From the first line to the last, output the material exactly.

★ ★ ★ ★ ★

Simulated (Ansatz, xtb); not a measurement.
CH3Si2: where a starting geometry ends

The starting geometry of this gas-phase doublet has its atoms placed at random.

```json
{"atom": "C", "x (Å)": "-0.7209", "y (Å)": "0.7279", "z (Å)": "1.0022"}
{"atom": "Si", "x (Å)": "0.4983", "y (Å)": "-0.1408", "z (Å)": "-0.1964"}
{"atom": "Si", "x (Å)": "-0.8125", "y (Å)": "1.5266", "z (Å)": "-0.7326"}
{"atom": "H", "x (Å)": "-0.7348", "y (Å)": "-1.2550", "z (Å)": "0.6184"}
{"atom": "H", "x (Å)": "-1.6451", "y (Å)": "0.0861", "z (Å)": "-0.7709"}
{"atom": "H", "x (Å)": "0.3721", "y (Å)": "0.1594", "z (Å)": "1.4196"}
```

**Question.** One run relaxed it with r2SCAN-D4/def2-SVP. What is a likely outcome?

★ ★ ★ ★ ★

**TASK OUTPUT**.
Simulated (Ansatz, xtb); not a measurement.
CH3Si2: where a starting geometry ends

The starting geometry of this gas-phase doublet has its atoms placed at random.

```json
{"atom": "C", "x (Å)": "-0.7209", "y (Å)": "0.7279", "z (Å)": "1.0022"}
{"atom": "Si", "x (Å)": "0.4983", "y (Å)": "-0.1408", "z (Å)": "-0.1964"}
{"atom": "Si", "x (Å)": "-0.8125", "y (Å)": "1.5266", "z (Å)": "-0.7326"}
{"atom": "H", "x (Å)": "-0.7348", "y (Å)": "-1.2550", "z (Å)": "0.6184"}
{"atom": "H", "x (Å)": "-1.6451", "y (Å)": "0.0861", "z (Å)": "-0.7709"}
{"atom": "H", "x (Å)": "0.3721", "y (Å)": "0.1594", "z (Å)": "1.4196"}
```

**Question.** One run relaxed it with r2SCAN-D4/def2-SVP. What is a likely outcome?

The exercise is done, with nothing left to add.